######

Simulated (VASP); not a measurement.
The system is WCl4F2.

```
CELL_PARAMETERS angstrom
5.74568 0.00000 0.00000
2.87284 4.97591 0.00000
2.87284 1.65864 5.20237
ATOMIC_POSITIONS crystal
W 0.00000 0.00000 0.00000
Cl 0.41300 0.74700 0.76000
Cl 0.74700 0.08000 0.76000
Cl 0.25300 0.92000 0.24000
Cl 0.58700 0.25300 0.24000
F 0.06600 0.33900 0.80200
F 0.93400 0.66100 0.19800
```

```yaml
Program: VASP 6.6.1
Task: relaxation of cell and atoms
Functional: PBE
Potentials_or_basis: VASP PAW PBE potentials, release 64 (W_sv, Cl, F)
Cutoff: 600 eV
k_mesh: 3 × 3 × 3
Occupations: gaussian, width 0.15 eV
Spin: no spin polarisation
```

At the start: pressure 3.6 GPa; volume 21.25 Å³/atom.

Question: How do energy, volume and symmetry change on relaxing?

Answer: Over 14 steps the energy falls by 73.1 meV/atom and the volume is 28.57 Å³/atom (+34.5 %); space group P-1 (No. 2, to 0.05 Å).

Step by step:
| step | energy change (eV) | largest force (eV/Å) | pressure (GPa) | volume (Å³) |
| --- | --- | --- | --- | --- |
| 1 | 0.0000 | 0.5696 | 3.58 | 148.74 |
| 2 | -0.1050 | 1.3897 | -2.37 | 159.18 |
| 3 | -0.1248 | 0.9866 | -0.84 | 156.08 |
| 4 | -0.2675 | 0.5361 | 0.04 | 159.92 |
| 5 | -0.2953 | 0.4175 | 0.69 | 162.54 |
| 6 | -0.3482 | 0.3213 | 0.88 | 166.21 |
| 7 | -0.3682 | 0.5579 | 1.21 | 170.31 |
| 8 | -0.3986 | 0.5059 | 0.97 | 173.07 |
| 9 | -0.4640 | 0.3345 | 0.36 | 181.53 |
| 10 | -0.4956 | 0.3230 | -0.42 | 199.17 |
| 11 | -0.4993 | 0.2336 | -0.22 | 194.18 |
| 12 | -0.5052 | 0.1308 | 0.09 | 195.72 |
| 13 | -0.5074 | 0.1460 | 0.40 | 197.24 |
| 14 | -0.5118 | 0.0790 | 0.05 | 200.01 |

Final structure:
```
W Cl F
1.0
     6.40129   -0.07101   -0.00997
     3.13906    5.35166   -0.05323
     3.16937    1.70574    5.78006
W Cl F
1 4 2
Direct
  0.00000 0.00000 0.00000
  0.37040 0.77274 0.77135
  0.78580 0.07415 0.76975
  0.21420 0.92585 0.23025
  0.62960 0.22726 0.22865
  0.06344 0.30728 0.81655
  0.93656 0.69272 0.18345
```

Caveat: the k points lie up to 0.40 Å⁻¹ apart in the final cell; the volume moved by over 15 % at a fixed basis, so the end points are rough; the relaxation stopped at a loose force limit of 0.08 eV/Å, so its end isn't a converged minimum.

######

REQUIREMENT:
Print exactly the lines from the beginning of the entries through the line with "0.04 | 159.92 |". Output nothing more.

EXERCISE SOLUTION:
Simulated (VASP); not a measurement.
The system is WCl4F2.

```
CELL_PARAMETERS angstrom
5.74568 0.00000 0.00000
2.87284 4.97591 0.00000
2.87284 1.65864 5.20237
ATOMIC_POSITIONS crystal
W 0.00000 0.00000 0.00000
Cl 0.41300 0.74700 0.76000
Cl 0.74700 0.08000 0.76000
Cl 0.25300 0.92000 0.24000
Cl 0.58700 0.25300 0.24000
F 0.06600 0.33900 0.80200
F 0.93400 0.66100 0.19800
```

```yaml
Program: VASP 6.6.1
Task: relaxation of cell and atoms
Functional: PBE
Potentials_or_basis: VASP PAW PBE potentials, release 64 (W_sv, Cl, F)
Cutoff: 600 eV
k_mesh: 3 × 3 × 3
Occupations: gaussian, width 0.15 eV
Spin: no spin polarisation
```

At the start: pressure 3.6 GPa; volume 21.25 Å³/atom.

Question: How do energy, volume and symmetry change on relaxing?

Answer: Over 14 steps the energy falls by 73.1 meV/atom and the volume is 28.57 Å³/atom (+34.5 %); space group P-1 (No. 2, to 0.05 Å).

Step by step:
| step | energy change (eV) | largest force (eV/Å) | pressure (GPa) | volume (Å³) |
| --- | --- | --- | --- | --- |
| 1 | 0.0000 | 0.5696 | 3.58 | 148.74 |
| 2 | -0.1050 | 1.3897 | -2.37 | 159.18 |
| 3 | -0.1248 | 0.9866 | -0.84 | 156.08 |
| 4 | -0.2675 | 0.5361 | 0.04 | 159.92 |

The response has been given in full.